**Requirement**
Start with the first line of the data and end with the line that holds "Valence orbitals of Dy²⁵⁺"; write out each one exactly.

*** Dataset entries ***

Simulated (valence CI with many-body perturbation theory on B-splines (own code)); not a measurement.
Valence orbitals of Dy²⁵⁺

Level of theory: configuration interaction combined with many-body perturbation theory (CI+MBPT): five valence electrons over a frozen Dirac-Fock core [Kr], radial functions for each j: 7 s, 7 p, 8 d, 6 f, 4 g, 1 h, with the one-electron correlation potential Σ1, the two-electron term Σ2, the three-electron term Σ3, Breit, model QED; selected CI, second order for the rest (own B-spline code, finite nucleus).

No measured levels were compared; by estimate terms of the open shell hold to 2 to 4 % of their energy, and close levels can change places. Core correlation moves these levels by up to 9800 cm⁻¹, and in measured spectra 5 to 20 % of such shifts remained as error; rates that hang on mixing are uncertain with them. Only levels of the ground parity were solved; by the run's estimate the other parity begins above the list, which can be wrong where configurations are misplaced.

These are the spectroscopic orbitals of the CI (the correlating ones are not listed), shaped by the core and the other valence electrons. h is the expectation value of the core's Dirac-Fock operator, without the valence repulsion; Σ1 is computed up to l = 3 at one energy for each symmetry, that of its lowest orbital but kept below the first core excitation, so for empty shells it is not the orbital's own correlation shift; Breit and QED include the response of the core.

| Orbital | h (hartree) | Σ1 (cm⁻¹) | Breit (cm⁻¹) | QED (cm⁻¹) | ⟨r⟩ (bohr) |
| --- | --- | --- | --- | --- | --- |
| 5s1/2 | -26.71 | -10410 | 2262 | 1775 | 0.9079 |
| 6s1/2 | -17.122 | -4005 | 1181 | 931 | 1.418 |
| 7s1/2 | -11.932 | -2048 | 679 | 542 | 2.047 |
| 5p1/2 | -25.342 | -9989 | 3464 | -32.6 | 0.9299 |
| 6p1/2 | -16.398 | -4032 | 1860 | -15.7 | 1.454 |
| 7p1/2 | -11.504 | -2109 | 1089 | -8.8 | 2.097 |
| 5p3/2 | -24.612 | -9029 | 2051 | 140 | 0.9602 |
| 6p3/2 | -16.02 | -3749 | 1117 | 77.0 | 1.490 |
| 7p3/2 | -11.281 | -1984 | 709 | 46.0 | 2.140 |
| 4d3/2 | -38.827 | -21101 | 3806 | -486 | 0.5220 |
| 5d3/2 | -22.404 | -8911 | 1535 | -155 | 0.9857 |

***

**Reply**
Simulated (valence CI with many-body perturbation theory on B-splines (own code)); not a measurement.
Valence orbitals of Dy²⁵⁺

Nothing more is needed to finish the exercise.